Data under study →
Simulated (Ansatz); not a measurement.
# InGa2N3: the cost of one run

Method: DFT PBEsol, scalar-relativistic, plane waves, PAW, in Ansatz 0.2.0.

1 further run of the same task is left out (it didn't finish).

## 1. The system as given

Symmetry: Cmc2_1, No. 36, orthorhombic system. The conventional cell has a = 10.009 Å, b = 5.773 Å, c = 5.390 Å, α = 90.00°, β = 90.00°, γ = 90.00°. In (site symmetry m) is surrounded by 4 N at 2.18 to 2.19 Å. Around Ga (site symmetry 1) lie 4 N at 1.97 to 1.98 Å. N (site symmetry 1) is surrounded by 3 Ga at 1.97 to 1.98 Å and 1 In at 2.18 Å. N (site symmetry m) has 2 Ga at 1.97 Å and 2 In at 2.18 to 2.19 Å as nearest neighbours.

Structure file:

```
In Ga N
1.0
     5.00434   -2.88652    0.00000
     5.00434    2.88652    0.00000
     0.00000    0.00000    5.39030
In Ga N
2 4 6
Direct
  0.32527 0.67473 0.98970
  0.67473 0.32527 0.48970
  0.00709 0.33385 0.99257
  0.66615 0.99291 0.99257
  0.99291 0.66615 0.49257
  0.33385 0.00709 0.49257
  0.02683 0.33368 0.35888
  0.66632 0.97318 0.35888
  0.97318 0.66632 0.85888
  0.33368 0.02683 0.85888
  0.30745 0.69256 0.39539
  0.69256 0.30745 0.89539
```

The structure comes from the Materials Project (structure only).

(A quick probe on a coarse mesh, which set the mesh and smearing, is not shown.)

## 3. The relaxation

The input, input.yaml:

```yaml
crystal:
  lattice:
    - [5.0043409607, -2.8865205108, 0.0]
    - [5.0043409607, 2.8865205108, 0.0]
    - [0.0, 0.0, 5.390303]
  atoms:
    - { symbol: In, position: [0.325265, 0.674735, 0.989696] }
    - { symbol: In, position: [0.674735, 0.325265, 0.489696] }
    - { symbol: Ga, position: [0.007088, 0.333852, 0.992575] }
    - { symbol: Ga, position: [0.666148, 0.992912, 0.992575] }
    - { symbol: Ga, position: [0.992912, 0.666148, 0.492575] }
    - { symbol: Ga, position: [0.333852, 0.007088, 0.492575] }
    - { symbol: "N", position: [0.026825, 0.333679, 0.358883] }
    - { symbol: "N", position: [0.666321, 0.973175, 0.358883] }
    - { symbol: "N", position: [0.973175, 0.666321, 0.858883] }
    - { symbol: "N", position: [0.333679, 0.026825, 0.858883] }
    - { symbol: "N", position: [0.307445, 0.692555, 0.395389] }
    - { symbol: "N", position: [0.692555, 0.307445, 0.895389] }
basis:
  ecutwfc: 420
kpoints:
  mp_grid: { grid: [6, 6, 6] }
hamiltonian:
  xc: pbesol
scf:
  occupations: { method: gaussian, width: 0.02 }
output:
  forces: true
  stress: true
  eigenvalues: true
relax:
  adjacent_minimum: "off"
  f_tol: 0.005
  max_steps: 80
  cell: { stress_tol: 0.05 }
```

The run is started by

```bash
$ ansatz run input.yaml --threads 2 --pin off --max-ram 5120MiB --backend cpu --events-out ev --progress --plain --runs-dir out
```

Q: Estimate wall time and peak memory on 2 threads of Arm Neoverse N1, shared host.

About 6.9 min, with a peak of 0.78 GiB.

Assigned task → Repeat, word for word, the lines above between the line holding "# InGa2N3: the cost of one run" and the line holding "Symmetry: Cmc2_1, No.", inclusive; omit everything else.

Written solution →
# InGa2N3: the cost of one run

Method: DFT PBEsol, scalar-relativistic, plane waves, PAW, in Ansatz 0.2.0.

1 further run of the same task is left out (it didn't finish).

## 1. The system as given

Symmetry: Cmc2_1, No. 36, orthorhombic system. The conventional cell has a = 10.009 Å, b = 5.773 Å, c = 5.390 Å, α = 90.00°, β = 90.00°, γ = 90.00°. In (site symmetry m) is surrounded by 4 N at 2.18 to 2.19 Å. Around Ga (site symmetry 1) lie 4 N at 1.97 to 1.98 Å. N (site symmetry 1) is surrounded by 3 Ga at 1.97 to 1.98 Å and 1 In at 2.18 Å. N (site symmetry m) has 2 Ga at 1.97 Å and 2 In at 2.18 to 2.19 Å as nearest neighbours.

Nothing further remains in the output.